- **TASK ITEM**
Please copy out the entries below exactly, beginning with the line that contains "(eV) | 0.064 |" and ending with the line that contains "(eV) | -0.076 |", and include nothing outside that span.

■ ■ ■ ■ ■ ■ ■

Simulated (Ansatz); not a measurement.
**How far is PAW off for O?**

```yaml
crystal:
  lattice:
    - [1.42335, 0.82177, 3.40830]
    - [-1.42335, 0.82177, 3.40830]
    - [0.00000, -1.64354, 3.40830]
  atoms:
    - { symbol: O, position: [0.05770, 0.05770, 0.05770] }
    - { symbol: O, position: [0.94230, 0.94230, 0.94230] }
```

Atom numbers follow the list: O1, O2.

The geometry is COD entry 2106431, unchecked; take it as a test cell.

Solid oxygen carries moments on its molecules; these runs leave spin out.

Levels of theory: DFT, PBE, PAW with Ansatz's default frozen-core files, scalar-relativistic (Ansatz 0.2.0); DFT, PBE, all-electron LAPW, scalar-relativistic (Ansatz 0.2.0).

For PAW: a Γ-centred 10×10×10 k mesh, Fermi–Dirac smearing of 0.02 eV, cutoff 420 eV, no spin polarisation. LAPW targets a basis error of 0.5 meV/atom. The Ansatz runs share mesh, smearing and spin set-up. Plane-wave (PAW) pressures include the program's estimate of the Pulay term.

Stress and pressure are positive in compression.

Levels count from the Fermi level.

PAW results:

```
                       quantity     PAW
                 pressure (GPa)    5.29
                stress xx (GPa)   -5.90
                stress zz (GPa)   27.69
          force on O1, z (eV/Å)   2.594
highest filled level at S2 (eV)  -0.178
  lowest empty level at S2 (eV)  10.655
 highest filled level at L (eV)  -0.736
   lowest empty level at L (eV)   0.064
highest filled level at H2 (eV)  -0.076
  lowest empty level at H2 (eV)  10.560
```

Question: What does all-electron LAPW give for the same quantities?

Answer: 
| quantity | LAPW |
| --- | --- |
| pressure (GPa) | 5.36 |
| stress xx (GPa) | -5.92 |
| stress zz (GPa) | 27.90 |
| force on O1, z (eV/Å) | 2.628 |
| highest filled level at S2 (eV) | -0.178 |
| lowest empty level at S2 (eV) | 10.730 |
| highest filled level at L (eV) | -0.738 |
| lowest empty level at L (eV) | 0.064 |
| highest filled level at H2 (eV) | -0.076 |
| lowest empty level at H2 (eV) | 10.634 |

■ ■ ■ ■ ■ ■ ■

- **TASK ANSWER**
| lowest empty level at L (eV) | 0.064 |
| highest filled level at H2 (eV) | -0.076 |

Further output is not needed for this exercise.